=== Excerpted records ===

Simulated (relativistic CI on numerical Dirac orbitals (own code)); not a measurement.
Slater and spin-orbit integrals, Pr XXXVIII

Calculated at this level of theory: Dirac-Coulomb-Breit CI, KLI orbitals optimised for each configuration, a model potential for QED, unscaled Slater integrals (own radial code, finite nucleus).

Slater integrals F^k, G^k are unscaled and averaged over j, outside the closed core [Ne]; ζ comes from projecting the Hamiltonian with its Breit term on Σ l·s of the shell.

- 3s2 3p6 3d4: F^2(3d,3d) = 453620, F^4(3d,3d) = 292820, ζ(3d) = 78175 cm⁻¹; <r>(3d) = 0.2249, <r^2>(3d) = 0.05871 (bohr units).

===

▶ _Action item_: Retype all the data exactly, line for line.

▶ _Answer section_:
Simulated (relativistic CI on numerical Dirac orbitals (own code)); not a measurement.
Slater and spin-orbit integrals, Pr XXXVIII

Calculated at this level of theory: Dirac-Coulomb-Breit CI, KLI orbitals optimised for each configuration, a model potential for QED, unscaled Slater integrals (own radial code, finite nucleus).

Slater integrals F^k, G^k are unscaled and averaged over j, outside the closed core [Ne]; ζ comes from projecting the Hamiltonian with its Breit term on Σ l·s of the shell.

- 3s2 3p6 3d4: F^2(3d,3d) = 453620, F^4(3d,3d) = 292820, ζ(3d) = 78175 cm⁻¹; <r>(3d) = 0.2249, <r^2>(3d) = 0.05871 (bohr units).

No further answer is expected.